• _Action item_:
Could you return all of the records exactly as they stand?

***** Material shown *****
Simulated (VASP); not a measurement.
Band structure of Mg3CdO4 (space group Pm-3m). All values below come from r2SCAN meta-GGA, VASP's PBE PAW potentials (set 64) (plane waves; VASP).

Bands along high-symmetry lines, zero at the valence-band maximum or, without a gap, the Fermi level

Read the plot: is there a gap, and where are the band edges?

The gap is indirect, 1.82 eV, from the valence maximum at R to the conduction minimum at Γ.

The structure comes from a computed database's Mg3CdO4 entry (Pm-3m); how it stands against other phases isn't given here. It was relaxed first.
*****

• _Exercise answer_:
Simulated (VASP); not a measurement.
Band structure of Mg3CdO4 (space group Pm-3m). All values below come from r2SCAN meta-GGA, VASP's PBE PAW potentials (set 64) (plane waves; VASP).

Bands along high-symmetry lines, zero at the valence-band maximum or, without a gap, the Fermi level

Read the plot: is there a gap, and where are the band edges?

The gap is indirect, 1.82 eV, from the valence maximum at R to the conduction minimum at Γ.

The structure comes from a computed database's Mg3CdO4 entry (Pm-3m); how it stands against other phases isn't given here. It was relaxed first.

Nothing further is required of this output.